- **Given records**:
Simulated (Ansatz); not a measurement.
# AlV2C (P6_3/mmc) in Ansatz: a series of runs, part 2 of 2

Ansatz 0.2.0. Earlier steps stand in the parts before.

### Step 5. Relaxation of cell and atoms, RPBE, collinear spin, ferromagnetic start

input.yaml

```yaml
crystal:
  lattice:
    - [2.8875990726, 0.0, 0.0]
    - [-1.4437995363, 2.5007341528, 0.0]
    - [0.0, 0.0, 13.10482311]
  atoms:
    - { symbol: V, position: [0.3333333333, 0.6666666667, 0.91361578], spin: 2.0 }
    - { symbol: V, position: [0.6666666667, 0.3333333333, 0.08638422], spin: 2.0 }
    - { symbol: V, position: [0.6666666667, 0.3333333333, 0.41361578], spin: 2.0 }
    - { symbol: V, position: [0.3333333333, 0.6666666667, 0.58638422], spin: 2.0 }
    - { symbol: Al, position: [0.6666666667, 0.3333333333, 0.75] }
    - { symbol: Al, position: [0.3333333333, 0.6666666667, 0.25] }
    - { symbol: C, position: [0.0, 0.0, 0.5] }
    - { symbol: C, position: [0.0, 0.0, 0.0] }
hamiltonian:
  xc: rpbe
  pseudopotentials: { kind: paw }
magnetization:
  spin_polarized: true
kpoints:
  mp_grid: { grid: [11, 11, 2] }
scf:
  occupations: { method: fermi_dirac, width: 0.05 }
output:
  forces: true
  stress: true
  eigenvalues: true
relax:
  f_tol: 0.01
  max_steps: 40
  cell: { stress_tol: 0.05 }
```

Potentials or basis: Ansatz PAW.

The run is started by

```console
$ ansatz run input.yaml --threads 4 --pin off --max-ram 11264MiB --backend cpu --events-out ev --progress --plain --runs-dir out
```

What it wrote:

- **Task item**: The answer should contain only the lines from the first line of the entries through the line holding "### Step 5.", each exactly as written.

- **Response area**:
Simulated (Ansatz); not a measurement.
# AlV2C (P6_3/mmc) in Ansatz: a series of runs, part 2 of 2

Ansatz 0.2.0. Earlier steps stand in the parts before.

### Step 5. Relaxation of cell and atoms, RPBE, collinear spin, ferromagnetic start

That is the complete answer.